= Work instruction =
Every entry must appear in the answer exactly as written.

^^^^^^^^^^^^^^^^

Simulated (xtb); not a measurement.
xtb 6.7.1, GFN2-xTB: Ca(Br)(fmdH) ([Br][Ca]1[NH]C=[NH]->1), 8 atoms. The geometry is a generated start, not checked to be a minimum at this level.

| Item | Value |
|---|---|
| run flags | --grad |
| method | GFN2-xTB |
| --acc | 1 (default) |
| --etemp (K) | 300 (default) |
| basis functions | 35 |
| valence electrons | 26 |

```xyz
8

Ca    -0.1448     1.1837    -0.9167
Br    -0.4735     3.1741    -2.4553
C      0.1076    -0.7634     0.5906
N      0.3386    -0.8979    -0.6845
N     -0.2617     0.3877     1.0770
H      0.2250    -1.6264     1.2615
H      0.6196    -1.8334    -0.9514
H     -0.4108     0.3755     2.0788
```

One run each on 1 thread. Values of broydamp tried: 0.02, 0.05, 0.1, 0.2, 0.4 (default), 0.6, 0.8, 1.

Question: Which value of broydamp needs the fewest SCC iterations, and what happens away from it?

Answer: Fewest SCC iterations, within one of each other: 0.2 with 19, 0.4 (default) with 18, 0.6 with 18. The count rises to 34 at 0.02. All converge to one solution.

^^^^^^^^^^^^^^^^

= Task answer =
Simulated (xtb); not a measurement.
xtb 6.7.1, GFN2-xTB: Ca(Br)(fmdH) ([Br][Ca]1[NH]C=[NH]->1), 8 atoms. The geometry is a generated start, not checked to be a minimum at this level.

| Item | Value |
|---|---|
| run flags | --grad |
| method | GFN2-xTB |
| --acc | 1 (default) |
| --etemp (K) | 300 (default) |
| basis functions | 35 |
| valence electrons | 26 |

```xyz
8

Ca    -0.1448     1.1837    -0.9167
Br    -0.4735     3.1741    -2.4553
C      0.1076    -0.7634     0.5906
N      0.3386    -0.8979    -0.6845
N     -0.2617     0.3877     1.0770
H      0.2250    -1.6264     1.2615
H      0.6196    -1.8334    -0.9514
H     -0.4108     0.3755     2.0788
```

One run each on 1 thread. Values of broydamp tried: 0.02, 0.05, 0.1, 0.2, 0.4 (default), 0.6, 0.8, 1.

Question: Which value of broydamp needs the fewest SCC iterations, and what happens away from it?

Answer: Fewest SCC iterations, within one of each other: 0.2 with 19, 0.4 (default) with 18, 0.6 with 18. The count rises to 34 at 0.02. All converge to one solution.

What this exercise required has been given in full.